[Available data]
[Start of Attachment]

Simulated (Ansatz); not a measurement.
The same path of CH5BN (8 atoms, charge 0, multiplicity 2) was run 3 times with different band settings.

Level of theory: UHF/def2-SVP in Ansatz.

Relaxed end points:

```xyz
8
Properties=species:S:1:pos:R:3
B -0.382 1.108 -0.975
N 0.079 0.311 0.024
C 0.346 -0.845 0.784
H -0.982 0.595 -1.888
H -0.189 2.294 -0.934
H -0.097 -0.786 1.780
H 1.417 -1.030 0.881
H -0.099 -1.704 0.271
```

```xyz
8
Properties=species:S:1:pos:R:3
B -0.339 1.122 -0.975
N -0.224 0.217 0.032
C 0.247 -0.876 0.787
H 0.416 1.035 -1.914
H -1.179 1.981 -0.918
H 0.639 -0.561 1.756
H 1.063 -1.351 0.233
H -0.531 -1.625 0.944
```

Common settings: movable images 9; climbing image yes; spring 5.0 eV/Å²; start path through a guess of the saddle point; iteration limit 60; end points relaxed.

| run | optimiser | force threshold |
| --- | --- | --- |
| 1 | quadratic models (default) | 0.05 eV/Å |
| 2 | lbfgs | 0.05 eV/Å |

[End of Attachment]

Reproduce the data exactly, character for character.

[Exercise response]
Simulated (Ansatz); not a measurement.
The same path of CH5BN (8 atoms, charge 0, multiplicity 2) was run 3 times with different band settings.

Level of theory: UHF/def2-SVP in Ansatz.

Relaxed end points:

```xyz
8
Properties=species:S:1:pos:R:3
B -0.382 1.108 -0.975
N 0.079 0.311 0.024
C 0.346 -0.845 0.784
H -0.982 0.595 -1.888
H -0.189 2.294 -0.934
H -0.097 -0.786 1.780
H 1.417 -1.030 0.881
H -0.099 -1.704 0.271
```

```xyz
8
Properties=species:S:1:pos:R:3
B -0.339 1.122 -0.975
N -0.224 0.217 0.032
C 0.247 -0.876 0.787
H 0.416 1.035 -1.914
H -1.179 1.981 -0.918
H 0.639 -0.561 1.756
H 1.063 -1.351 0.233
H -0.531 -1.625 0.944
```

Common settings: movable images 9; climbing image yes; spring 5.0 eV/Å²; start path through a guess of the saddle point; iteration limit 60; end points relaxed.

| run | optimiser | force threshold |
| --- | --- | --- |
| 1 | quadratic models (default) | 0.05 eV/Å |
| 2 | lbfgs | 0.05 eV/Å |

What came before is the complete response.